With the first line as the start and the line containing "Output of a" as the end, write out every line of the records exactly.

::::::::
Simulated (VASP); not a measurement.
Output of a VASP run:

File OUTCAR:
::::::::

_Written answer_.
Simulated (VASP); not a measurement.
Output of a VASP run:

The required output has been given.